================

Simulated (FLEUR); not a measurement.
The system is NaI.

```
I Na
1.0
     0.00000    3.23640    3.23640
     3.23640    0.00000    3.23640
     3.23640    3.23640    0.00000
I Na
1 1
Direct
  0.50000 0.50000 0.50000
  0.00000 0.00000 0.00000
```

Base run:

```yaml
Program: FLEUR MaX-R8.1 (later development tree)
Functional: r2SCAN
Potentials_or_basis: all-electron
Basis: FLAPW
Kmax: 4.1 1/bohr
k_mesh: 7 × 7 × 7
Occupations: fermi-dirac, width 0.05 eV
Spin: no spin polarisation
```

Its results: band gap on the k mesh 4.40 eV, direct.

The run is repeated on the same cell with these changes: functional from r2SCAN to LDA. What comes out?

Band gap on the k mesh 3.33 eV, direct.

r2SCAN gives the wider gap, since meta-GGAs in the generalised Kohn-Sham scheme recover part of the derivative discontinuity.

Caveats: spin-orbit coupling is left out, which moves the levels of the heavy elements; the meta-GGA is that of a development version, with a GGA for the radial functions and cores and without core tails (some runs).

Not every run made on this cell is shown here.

================

▶ _Action item_:
Transcribe exactly, and only, the lines from the opening line of the records through the line containing "Caveats: spin-orbit coupling".

▶ _Answer box_:
Simulated (FLEUR); not a measurement.
The system is NaI.

```
I Na
1.0
     0.00000    3.23640    3.23640
     3.23640    0.00000    3.23640
     3.23640    3.23640    0.00000
I Na
1 1
Direct
  0.50000 0.50000 0.50000
  0.00000 0.00000 0.00000
```

Base run:

```yaml
Program: FLEUR MaX-R8.1 (later development tree)
Functional: r2SCAN
Potentials_or_basis: all-electron
Basis: FLAPW
Kmax: 4.1 1/bohr
k_mesh: 7 × 7 × 7
Occupations: fermi-dirac, width 0.05 eV
Spin: no spin polarisation
```

Its results: band gap on the k mesh 4.40 eV, direct.

The run is repeated on the same cell with these changes: functional from r2SCAN to LDA. What comes out?

Band gap on the k mesh 3.33 eV, direct.

r2SCAN gives the wider gap, since meta-GGAs in the generalised Kohn-Sham scheme recover part of the derivative discontinuity.

Caveats: spin-orbit coupling is left out, which moves the levels of the heavy elements; the meta-GGA is that of a development version, with a GGA for the radial functions and cores and without core tails (some runs).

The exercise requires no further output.